◆ **Records provided**
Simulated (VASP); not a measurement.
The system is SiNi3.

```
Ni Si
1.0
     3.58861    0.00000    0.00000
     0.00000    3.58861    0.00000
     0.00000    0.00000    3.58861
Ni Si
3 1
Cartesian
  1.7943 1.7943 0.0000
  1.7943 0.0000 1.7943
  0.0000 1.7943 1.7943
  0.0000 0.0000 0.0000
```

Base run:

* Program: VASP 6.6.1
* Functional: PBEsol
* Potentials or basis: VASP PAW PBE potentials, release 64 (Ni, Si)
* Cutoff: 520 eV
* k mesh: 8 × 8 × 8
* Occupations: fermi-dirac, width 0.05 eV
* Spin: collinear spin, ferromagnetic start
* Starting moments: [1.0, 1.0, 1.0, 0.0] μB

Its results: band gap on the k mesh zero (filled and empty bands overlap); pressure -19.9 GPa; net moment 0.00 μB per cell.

◆ **Work order**
Reproduce each entry word for word.

◆ **Written answer**
Simulated (VASP); not a measurement.
The system is SiNi3.

```
Ni Si
1.0
     3.58861    0.00000    0.00000
     0.00000    3.58861    0.00000
     0.00000    0.00000    3.58861
Ni Si
3 1
Cartesian
  1.7943 1.7943 0.0000
  1.7943 0.0000 1.7943
  0.0000 1.7943 1.7943
  0.0000 0.0000 0.0000
```

Base run:

* Program: VASP 6.6.1
* Functional: PBEsol
* Potentials or basis: VASP PAW PBE potentials, release 64 (Ni, Si)
* Cutoff: 520 eV
* k mesh: 8 × 8 × 8
* Occupations: fermi-dirac, width 0.05 eV
* Spin: collinear spin, ferromagnetic start
* Starting moments: [1.0, 1.0, 1.0, 0.0] μB

Its results: band gap on the k mesh zero (filled and empty bands overlap); pressure -19.9 GPa; net moment 0.00 μB per cell.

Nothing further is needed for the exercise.